[TASK ITEM]
Output the listing below, keeping each line exactly as it stands.

SOURCE DATA below:

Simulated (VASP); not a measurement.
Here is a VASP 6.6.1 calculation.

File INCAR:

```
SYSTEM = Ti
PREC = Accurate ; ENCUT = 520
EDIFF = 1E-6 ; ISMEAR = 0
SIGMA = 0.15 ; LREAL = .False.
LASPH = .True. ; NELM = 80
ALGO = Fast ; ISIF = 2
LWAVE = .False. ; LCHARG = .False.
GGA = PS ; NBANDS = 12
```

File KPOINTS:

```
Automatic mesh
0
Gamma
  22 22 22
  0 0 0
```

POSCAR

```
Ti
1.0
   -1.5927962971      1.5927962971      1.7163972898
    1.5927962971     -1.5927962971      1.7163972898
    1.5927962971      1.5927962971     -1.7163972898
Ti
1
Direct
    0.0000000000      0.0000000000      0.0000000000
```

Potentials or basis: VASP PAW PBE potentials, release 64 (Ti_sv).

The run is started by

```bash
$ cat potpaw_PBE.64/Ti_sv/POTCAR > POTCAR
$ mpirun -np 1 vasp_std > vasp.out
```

End of SOURCE DATA.

[TASK RESULT]
Simulated (VASP); not a measurement.
Here is a VASP 6.6.1 calculation.

File INCAR:

```
SYSTEM = Ti
PREC = Accurate ; ENCUT = 520
EDIFF = 1E-6 ; ISMEAR = 0
SIGMA = 0.15 ; LREAL = .False.
LASPH = .True. ; NELM = 80
ALGO = Fast ; ISIF = 2
LWAVE = .False. ; LCHARG = .False.
GGA = PS ; NBANDS = 12
```

File KPOINTS:

```
Automatic mesh
0
Gamma
  22 22 22
  0 0 0
```

POSCAR

```
Ti
1.0
   -1.5927962971      1.5927962971      1.7163972898
    1.5927962971     -1.5927962971      1.7163972898
    1.5927962971      1.5927962971     -1.7163972898
Ti
1
Direct
    0.0000000000      0.0000000000      0.0000000000
```

Potentials or basis: VASP PAW PBE potentials, release 64 (Ti_sv).

The run is started by

```bash
$ cat potpaw_PBE.64/Ti_sv/POTCAR > POTCAR
$ mpirun -np 1 vasp_std > vasp.out
```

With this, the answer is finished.